Copy the data exactly, line for line.

----- Data for analysis -----

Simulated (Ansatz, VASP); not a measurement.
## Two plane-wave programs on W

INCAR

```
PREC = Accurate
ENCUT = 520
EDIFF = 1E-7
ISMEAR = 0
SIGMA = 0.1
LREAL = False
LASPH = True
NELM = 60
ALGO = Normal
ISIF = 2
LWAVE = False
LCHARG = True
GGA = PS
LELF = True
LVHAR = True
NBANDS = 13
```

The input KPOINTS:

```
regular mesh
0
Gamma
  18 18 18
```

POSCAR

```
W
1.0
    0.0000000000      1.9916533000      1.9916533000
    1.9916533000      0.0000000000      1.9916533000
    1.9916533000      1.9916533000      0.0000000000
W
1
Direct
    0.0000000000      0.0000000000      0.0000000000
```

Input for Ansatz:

-----

◆ **Reply**:
Simulated (Ansatz, VASP); not a measurement.
## Two plane-wave programs on W

INCAR

```
PREC = Accurate
ENCUT = 520
EDIFF = 1E-7
ISMEAR = 0
SIGMA = 0.1
LREAL = False
LASPH = True
NELM = 60
ALGO = Normal
ISIF = 2
LWAVE = False
LCHARG = True
GGA = PS
LELF = True
LVHAR = True
NBANDS = 13
```

The input KPOINTS:

```
regular mesh
0
Gamma
  18 18 18
```

POSCAR

```
W
1.0
    0.0000000000      1.9916533000      1.9916533000
    1.9916533000      0.0000000000      1.9916533000
    1.9916533000      1.9916533000      0.0000000000
W
1
Direct
    0.0000000000      0.0000000000      0.0000000000
```

Input for Ansatz:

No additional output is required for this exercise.